**Record set**
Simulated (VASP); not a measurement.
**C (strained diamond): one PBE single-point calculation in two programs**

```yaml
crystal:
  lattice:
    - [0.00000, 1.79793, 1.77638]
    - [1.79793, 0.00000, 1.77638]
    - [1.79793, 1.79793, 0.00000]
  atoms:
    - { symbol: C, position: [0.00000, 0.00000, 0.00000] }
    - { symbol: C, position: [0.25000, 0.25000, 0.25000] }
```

**Work request**
What you hand back must match the records above exactly.

**Response area**
Simulated (VASP); not a measurement.
**C (strained diamond): one PBE single-point calculation in two programs**

```yaml
crystal:
  lattice:
    - [0.00000, 1.79793, 1.77638]
    - [1.79793, 0.00000, 1.77638]
    - [1.79793, 1.79793, 0.00000]
  atoms:
    - { symbol: C, position: [0.00000, 0.00000, 0.00000] }
    - { symbol: C, position: [0.25000, 0.25000, 0.25000] }
```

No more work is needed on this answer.